Available data Block Start

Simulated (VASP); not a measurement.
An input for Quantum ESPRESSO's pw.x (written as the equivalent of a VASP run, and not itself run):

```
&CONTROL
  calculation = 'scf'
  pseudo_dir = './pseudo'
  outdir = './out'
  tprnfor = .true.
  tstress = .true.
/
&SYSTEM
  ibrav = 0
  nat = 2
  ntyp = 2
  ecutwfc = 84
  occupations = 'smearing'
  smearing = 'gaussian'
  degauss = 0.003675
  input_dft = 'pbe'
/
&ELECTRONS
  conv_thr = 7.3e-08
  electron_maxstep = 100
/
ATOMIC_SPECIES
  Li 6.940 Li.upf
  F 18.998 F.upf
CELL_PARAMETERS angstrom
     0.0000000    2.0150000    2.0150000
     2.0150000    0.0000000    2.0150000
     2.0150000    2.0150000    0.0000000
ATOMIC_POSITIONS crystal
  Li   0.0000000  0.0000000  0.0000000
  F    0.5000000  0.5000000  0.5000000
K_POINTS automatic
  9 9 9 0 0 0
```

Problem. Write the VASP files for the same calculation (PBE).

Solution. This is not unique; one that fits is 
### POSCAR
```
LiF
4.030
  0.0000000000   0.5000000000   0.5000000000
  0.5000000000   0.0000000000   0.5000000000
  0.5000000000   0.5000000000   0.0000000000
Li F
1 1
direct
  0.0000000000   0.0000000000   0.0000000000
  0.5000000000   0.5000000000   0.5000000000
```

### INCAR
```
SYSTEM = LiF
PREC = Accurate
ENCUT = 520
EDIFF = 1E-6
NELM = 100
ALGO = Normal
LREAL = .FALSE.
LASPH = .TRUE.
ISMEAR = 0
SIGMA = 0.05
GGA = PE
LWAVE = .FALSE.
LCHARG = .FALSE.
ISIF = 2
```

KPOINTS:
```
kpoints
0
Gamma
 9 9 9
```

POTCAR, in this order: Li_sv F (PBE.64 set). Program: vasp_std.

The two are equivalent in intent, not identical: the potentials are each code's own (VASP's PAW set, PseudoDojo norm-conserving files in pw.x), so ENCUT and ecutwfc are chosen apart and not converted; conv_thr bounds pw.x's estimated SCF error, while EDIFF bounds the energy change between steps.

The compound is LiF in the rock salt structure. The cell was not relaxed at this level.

Available data Block End

**Work instruction:** Please output the lines of the listing above that fall in the stretch from the one with "POTCAR, in this" through the one with "The two are", exactly and only those.

**Your solution:**
POTCAR, in this order: Li_sv F (PBE.64 set). Program: vasp_std.

The two are equivalent in intent, not identical: the potentials are each code's own (VASP's PAW set, PseudoDojo norm-conserving files in pw.x), so ENCUT and ecutwfc are chosen apart and not converted; conv_thr bounds pw.x's estimated SCF error, while EDIFF bounds the energy change between steps.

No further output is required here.